EXERCISE — In the entries below, find the line with "VASP | Ansatz |" and the line with "VASP's potentials were". Reproduce those two lines and every line between them exactly, and nothing more.

RECORD EXTRACTS —
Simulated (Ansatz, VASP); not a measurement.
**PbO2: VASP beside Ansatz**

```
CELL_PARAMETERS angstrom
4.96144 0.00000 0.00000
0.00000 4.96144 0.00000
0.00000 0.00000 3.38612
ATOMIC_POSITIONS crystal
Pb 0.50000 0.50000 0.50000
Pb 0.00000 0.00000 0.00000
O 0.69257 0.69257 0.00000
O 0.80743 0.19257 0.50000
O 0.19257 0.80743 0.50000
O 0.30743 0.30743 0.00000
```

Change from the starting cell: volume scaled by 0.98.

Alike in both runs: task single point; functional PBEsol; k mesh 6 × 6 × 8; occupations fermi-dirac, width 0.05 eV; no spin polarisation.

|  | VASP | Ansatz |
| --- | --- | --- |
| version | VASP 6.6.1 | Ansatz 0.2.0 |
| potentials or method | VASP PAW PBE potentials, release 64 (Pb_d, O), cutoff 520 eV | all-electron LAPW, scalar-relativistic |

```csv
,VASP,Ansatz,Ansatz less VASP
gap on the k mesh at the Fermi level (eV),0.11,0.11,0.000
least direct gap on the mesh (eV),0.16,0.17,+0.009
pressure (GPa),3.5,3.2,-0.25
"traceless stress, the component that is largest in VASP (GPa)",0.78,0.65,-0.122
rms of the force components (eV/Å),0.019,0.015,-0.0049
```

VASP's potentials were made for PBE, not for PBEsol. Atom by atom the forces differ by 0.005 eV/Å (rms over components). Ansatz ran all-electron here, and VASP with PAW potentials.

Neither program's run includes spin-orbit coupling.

EXERCISE RESPONSE —
|  | VASP | Ansatz |
| --- | --- | --- |
| version | VASP 6.6.1 | Ansatz 0.2.0 |
| potentials or method | VASP PAW PBE potentials, release 64 (Pb_d, O), cutoff 520 eV | all-electron LAPW, scalar-relativistic |

```csv
,VASP,Ansatz,Ansatz less VASP
gap on the k mesh at the Fermi level (eV),0.11,0.11,0.000
least direct gap on the mesh (eV),0.16,0.17,+0.009
pressure (GPa),3.5,3.2,-0.25
"traceless stress, the component that is largest in VASP (GPa)",0.78,0.65,-0.122
rms of the force components (eV/Å),0.019,0.015,-0.0049
```

VASP's potentials were made for PBE, not for PBEsol. Atom by atom the forces differ by 0.005 eV/Å (rms over components). Ansatz ran all-electron here, and VASP with PAW potentials.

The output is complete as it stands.